● ASSIGNED TASK
The entries below are to be copied exactly, with nothing left out.

*** Opening of PROVIDED INFORMATION ***

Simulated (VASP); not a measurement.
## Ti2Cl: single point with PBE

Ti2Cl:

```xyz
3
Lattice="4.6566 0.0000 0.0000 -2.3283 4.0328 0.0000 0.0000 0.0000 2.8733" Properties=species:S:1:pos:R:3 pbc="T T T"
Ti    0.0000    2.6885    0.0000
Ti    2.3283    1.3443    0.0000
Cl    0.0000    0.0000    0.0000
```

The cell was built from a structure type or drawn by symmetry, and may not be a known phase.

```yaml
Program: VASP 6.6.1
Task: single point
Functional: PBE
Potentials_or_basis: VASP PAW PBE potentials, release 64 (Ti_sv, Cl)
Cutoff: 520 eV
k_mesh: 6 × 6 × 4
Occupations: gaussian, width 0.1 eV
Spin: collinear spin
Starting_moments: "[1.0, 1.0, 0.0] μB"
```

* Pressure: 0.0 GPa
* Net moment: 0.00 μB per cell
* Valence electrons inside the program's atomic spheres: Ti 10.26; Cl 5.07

*** Close of PROVIDED INFORMATION ***

● TASK RESPONSE
Simulated (VASP); not a measurement.
## Ti2Cl: single point with PBE

Ti2Cl:

```xyz
3
Lattice="4.6566 0.0000 0.0000 -2.3283 4.0328 0.0000 0.0000 0.0000 2.8733" Properties=species:S:1:pos:R:3 pbc="T T T"
Ti    0.0000    2.6885    0.0000
Ti    2.3283    1.3443    0.0000
Cl    0.0000    0.0000    0.0000
```

The cell was built from a structure type or drawn by symmetry, and may not be a known phase.

```yaml
Program: VASP 6.6.1
Task: single point
Functional: PBE
Potentials_or_basis: VASP PAW PBE potentials, release 64 (Ti_sv, Cl)
Cutoff: 520 eV
k_mesh: 6 × 6 × 4
Occupations: gaussian, width 0.1 eV
Spin: collinear spin
Starting_moments: "[1.0, 1.0, 0.0] μB"
```

* Pressure: 0.0 GPa
* Net moment: 0.00 μB per cell
* Valence electrons inside the program's atomic spheres: Ti 10.26; Cl 5.07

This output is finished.